━━━━━━━━━━

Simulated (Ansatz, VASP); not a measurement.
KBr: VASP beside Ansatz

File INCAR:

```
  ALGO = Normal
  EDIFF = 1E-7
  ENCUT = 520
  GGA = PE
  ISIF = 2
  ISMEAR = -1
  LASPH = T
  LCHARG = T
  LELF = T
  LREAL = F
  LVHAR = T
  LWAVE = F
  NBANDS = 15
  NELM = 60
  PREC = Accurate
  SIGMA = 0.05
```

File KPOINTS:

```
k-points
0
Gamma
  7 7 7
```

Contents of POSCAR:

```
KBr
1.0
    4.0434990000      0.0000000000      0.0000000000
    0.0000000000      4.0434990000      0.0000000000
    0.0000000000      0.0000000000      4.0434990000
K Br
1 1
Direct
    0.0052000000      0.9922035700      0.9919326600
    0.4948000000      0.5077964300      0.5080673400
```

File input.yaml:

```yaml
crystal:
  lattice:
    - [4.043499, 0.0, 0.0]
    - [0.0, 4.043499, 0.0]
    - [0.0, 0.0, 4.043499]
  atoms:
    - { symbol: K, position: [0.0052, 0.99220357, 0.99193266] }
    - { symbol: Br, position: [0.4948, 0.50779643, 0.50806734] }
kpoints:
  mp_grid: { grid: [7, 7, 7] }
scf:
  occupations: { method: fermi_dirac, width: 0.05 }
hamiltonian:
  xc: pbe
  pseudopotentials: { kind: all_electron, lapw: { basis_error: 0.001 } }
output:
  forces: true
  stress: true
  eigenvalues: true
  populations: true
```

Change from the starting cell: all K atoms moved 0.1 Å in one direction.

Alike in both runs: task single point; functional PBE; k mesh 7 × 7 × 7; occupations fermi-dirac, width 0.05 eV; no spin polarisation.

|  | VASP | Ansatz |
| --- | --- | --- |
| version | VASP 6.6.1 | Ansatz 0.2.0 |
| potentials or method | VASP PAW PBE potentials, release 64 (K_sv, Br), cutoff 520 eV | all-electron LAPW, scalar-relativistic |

━━━━━━━━━━

■ WORK TASK: What do the lines of the material read, from the first through the line with "Ansatz 0.2.0 |"? Transcribe them exactly and stop there.

■ WRITTEN ANSWER:
Simulated (Ansatz, VASP); not a measurement.
KBr: VASP beside Ansatz

File INCAR:

```
  ALGO = Normal
  EDIFF = 1E-7
  ENCUT = 520
  GGA = PE
  ISIF = 2
  ISMEAR = -1
  LASPH = T
  LCHARG = T
  LELF = T
  LREAL = F
  LVHAR = T
  LWAVE = F
  NBANDS = 15
  NELM = 60
  PREC = Accurate
  SIGMA = 0.05
```

File KPOINTS:

```
k-points
0
Gamma
  7 7 7
```

Contents of POSCAR:

```
KBr
1.0
    4.0434990000      0.0000000000      0.0000000000
    0.0000000000      4.0434990000      0.0000000000
    0.0000000000      0.0000000000      4.0434990000
K Br
1 1
Direct
    0.0052000000      0.9922035700      0.9919326600
    0.4948000000      0.5077964300      0.5080673400
```

File input.yaml:

```yaml
crystal:
  lattice:
    - [4.043499, 0.0, 0.0]
    - [0.0, 4.043499, 0.0]
    - [0.0, 0.0, 4.043499]
  atoms:
    - { symbol: K, position: [0.0052, 0.99220357, 0.99193266] }
    - { symbol: Br, position: [0.4948, 0.50779643, 0.50806734] }
kpoints:
  mp_grid: { grid: [7, 7, 7] }
scf:
  occupations: { method: fermi_dirac, width: 0.05 }
hamiltonian:
  xc: pbe
  pseudopotentials: { kind: all_electron, lapw: { basis_error: 0.001 } }
output:
  forces: true
  stress: true
  eigenvalues: true
  populations: true
```

Change from the starting cell: all K atoms moved 0.1 Å in one direction.

Alike in both runs: task single point; functional PBE; k mesh 7 × 7 × 7; occupations fermi-dirac, width 0.05 eV; no spin polarisation.

|  | VASP | Ansatz |
| --- | --- | --- |
| version | VASP 6.6.1 | Ansatz 0.2.0 |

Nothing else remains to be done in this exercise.